---------- Entries provided
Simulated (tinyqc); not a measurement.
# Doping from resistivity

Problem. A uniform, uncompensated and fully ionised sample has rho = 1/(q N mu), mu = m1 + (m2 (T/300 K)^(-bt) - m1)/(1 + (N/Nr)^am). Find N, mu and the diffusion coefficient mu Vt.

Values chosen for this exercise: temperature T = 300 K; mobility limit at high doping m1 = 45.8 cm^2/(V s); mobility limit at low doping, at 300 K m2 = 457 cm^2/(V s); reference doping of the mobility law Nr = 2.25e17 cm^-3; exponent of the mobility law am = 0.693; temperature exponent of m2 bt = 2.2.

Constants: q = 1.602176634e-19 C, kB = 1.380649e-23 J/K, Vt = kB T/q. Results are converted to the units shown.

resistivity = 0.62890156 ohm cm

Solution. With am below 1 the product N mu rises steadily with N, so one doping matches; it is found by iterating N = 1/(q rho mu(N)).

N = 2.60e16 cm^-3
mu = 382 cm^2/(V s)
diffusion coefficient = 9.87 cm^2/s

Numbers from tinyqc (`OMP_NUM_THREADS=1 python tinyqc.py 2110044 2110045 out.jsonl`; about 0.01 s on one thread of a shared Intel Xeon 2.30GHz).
--------------------

• Work instruction: Here the job is to set down exactly the lines of the material above that fall between the one with "Constants: q = 1.602176634e-19" and the one with "diffusion coefficient = 9.87 cm^2/s", inclusive, and nothing beyond them.

• Expected answer:
Constants: q = 1.602176634e-19 C, kB = 1.380649e-23 J/K, Vt = kB T/q. Results are converted to the units shown.

resistivity = 0.62890156 ohm cm

Solution. With am below 1 the product N mu rises steadily with N, so one doping matches; it is found by iterating N = 1/(q rho mu(N)).

N = 2.60e16 cm^-3
mu = 382 cm^2/(V s)
diffusion coefficient = 9.87 cm^2/s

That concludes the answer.